# # #

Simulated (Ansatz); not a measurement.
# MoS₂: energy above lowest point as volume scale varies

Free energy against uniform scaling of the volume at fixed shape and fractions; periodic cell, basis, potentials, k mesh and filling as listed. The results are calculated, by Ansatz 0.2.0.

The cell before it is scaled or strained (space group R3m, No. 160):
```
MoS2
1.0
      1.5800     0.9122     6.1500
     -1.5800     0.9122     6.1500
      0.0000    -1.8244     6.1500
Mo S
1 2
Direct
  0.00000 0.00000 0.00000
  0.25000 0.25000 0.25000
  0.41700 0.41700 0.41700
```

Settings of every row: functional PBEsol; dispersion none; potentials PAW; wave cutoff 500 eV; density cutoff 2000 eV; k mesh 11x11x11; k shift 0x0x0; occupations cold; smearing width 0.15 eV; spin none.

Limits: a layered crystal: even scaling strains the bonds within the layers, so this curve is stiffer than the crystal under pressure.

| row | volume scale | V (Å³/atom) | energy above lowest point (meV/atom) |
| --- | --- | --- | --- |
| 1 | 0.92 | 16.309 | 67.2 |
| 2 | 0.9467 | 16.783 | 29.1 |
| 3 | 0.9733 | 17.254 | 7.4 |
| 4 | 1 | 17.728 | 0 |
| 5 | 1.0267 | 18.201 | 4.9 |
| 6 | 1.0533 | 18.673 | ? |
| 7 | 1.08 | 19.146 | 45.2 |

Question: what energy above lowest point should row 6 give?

# # #

WORK REQUEST:
Copy every record shown above, exactly and completely.

YOUR RESPONSE:
Simulated (Ansatz); not a measurement.
# MoS₂: energy above lowest point as volume scale varies

Free energy against uniform scaling of the volume at fixed shape and fractions; periodic cell, basis, potentials, k mesh and filling as listed. The results are calculated, by Ansatz 0.2.0.

The cell before it is scaled or strained (space group R3m, No. 160):
```
MoS2
1.0
      1.5800     0.9122     6.1500
     -1.5800     0.9122     6.1500
      0.0000    -1.8244     6.1500
Mo S
1 2
Direct
  0.00000 0.00000 0.00000
  0.25000 0.25000 0.25000
  0.41700 0.41700 0.41700
```

Settings of every row: functional PBEsol; dispersion none; potentials PAW; wave cutoff 500 eV; density cutoff 2000 eV; k mesh 11x11x11; k shift 0x0x0; occupations cold; smearing width 0.15 eV; spin none.

Limits: a layered crystal: even scaling strains the bonds within the layers, so this curve is stiffer than the crystal under pressure.

| row | volume scale | V (Å³/atom) | energy above lowest point (meV/atom) |
| --- | --- | --- | --- |
| 1 | 0.92 | 16.309 | 67.2 |
| 2 | 0.9467 | 16.783 | 29.1 |
| 3 | 0.9733 | 17.254 | 7.4 |
| 4 | 1 | 17.728 | 0 |
| 5 | 1.0267 | 18.201 | 4.9 |
| 6 | 1.0533 | 18.673 | ? |
| 7 | 1.08 | 19.146 | 45.2 |

Question: what energy above lowest point should row 6 give?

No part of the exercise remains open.